INFORMATION SHOWN:
•••••
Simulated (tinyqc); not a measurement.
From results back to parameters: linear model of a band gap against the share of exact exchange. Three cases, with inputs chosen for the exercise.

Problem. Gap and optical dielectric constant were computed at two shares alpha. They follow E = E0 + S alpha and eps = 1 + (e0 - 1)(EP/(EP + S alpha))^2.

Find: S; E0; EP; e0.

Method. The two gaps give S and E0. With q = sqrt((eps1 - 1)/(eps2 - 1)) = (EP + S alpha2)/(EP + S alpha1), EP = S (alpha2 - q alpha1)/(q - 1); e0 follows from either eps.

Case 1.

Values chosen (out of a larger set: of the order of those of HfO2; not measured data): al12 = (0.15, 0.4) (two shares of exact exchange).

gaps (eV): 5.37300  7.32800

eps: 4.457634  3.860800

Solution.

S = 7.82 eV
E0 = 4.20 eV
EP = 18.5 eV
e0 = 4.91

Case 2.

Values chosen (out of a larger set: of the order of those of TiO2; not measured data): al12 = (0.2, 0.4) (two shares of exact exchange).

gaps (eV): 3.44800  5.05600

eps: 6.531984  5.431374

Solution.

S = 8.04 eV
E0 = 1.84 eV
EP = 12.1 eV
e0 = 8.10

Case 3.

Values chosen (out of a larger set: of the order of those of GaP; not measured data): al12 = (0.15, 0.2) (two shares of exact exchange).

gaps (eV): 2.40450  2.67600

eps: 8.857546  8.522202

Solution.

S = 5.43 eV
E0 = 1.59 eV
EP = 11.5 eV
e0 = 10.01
•••••

ACTION ITEM:
Retyping the whole listing exactly is the task here.

EXERCISE OUTPUT:
Simulated (tinyqc); not a measurement.
From results back to parameters: linear model of a band gap against the share of exact exchange. Three cases, with inputs chosen for the exercise.

Problem. Gap and optical dielectric constant were computed at two shares alpha. They follow E = E0 + S alpha and eps = 1 + (e0 - 1)(EP/(EP + S alpha))^2.

Find: S; E0; EP; e0.

Method. The two gaps give S and E0. With q = sqrt((eps1 - 1)/(eps2 - 1)) = (EP + S alpha2)/(EP + S alpha1), EP = S (alpha2 - q alpha1)/(q - 1); e0 follows from either eps.

Case 1.

Values chosen (out of a larger set: of the order of those of HfO2; not measured data): al12 = (0.15, 0.4) (two shares of exact exchange).

gaps (eV): 5.37300  7.32800

eps: 4.457634  3.860800

Solution.

S = 7.82 eV
E0 = 4.20 eV
EP = 18.5 eV
e0 = 4.91

Case 2.

Values chosen (out of a larger set: of the order of those of TiO2; not measured data): al12 = (0.2, 0.4) (two shares of exact exchange).

gaps (eV): 3.44800  5.05600

eps: 6.531984  5.431374

Solution.

S = 8.04 eV
E0 = 1.84 eV
EP = 12.1 eV
e0 = 8.10

Case 3.

Values chosen (out of a larger set: of the order of those of GaP; not measured data): al12 = (0.15, 0.2) (two shares of exact exchange).

gaps (eV): 2.40450  2.67600

eps: 8.857546  8.522202

Solution.

S = 5.43 eV
E0 = 1.59 eV
EP = 11.5 eV
e0 = 10.01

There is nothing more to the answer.